Repeat the entries exactly, keeping every line as it is.

********

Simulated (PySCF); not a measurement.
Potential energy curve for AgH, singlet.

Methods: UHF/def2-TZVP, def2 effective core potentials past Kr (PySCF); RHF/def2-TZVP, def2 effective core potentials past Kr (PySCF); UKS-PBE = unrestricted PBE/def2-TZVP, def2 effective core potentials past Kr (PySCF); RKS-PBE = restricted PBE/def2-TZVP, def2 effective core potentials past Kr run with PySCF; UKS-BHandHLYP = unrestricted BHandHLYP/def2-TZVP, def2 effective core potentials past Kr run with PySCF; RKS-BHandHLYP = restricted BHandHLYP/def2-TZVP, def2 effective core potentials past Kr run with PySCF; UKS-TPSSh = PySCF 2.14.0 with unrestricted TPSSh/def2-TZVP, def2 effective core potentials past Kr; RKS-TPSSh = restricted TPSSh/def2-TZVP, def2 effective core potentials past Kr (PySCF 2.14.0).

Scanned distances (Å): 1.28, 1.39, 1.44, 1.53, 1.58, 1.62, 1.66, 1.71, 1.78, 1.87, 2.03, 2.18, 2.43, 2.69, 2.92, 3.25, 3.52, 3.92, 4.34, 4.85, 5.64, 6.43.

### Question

********

• _EXERCISE RESULT_
Simulated (PySCF); not a measurement.
Potential energy curve for AgH, singlet.

Methods: UHF/def2-TZVP, def2 effective core potentials past Kr (PySCF); RHF/def2-TZVP, def2 effective core potentials past Kr (PySCF); UKS-PBE = unrestricted PBE/def2-TZVP, def2 effective core potentials past Kr (PySCF); RKS-PBE = restricted PBE/def2-TZVP, def2 effective core potentials past Kr run with PySCF; UKS-BHandHLYP = unrestricted BHandHLYP/def2-TZVP, def2 effective core potentials past Kr run with PySCF; RKS-BHandHLYP = restricted BHandHLYP/def2-TZVP, def2 effective core potentials past Kr run with PySCF; UKS-TPSSh = PySCF 2.14.0 with unrestricted TPSSh/def2-TZVP, def2 effective core potentials past Kr; RKS-TPSSh = restricted TPSSh/def2-TZVP, def2 effective core potentials past Kr (PySCF 2.14.0).

Scanned distances (Å): 1.28, 1.39, 1.44, 1.53, 1.58, 1.62, 1.66, 1.71, 1.78, 1.87, 2.03, 2.18, 2.43, 2.69, 2.92, 3.25, 3.52, 3.92, 4.34, 4.85, 5.64, 6.43.

### Question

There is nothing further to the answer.